> [DATASET ENTRIES]
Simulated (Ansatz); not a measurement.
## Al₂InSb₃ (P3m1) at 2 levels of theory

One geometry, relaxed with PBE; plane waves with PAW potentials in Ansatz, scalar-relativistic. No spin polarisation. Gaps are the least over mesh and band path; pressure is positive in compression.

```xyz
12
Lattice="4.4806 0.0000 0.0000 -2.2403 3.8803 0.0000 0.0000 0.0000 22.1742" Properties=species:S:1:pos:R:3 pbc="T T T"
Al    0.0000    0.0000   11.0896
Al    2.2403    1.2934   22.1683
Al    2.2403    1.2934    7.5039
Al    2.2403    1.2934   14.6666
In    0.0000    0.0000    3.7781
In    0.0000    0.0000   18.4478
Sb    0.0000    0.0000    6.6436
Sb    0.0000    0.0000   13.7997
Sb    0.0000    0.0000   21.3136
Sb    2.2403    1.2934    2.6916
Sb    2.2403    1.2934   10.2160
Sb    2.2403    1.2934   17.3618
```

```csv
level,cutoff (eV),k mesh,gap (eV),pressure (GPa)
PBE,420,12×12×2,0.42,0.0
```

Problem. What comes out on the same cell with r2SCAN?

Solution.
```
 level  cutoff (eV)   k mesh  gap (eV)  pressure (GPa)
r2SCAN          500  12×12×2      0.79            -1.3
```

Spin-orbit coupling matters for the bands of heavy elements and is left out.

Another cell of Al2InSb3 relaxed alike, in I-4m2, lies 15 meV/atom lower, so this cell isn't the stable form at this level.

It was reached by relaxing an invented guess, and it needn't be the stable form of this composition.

> [BRIEF] Scan the lines above for "One geometry, relaxed" and for "Another cell of". Repeat exactly the line holding each of them and every line in between.

> [WRITTEN REPLY]
One geometry, relaxed with PBE; plane waves with PAW potentials in Ansatz, scalar-relativistic. No spin polarisation. Gaps are the least over mesh and band path; pressure is positive in compression.

```xyz
12
Lattice="4.4806 0.0000 0.0000 -2.2403 3.8803 0.0000 0.0000 0.0000 22.1742" Properties=species:S:1:pos:R:3 pbc="T T T"
Al    0.0000    0.0000   11.0896
Al    2.2403    1.2934   22.1683
Al    2.2403    1.2934    7.5039
Al    2.2403    1.2934   14.6666
In    0.0000    0.0000    3.7781
In    0.0000    0.0000   18.4478
Sb    0.0000    0.0000    6.6436
Sb    0.0000    0.0000   13.7997
Sb    0.0000    0.0000   21.3136
Sb    2.2403    1.2934    2.6916
Sb    2.2403    1.2934   10.2160
Sb    2.2403    1.2934   17.3618
```

```csv
level,cutoff (eV),k mesh,gap (eV),pressure (GPa)
PBE,420,12×12×2,0.42,0.0
```

Problem. What comes out on the same cell with r2SCAN?

Solution.
```
 level  cutoff (eV)   k mesh  gap (eV)  pressure (GPa)
r2SCAN          500  12×12×2      0.79            -1.3
```

Spin-orbit coupling matters for the bands of heavy elements and is left out.

Another cell of Al2InSb3 relaxed alike, in I-4m2, lies 15 meV/atom lower, so this cell isn't the stable form at this level.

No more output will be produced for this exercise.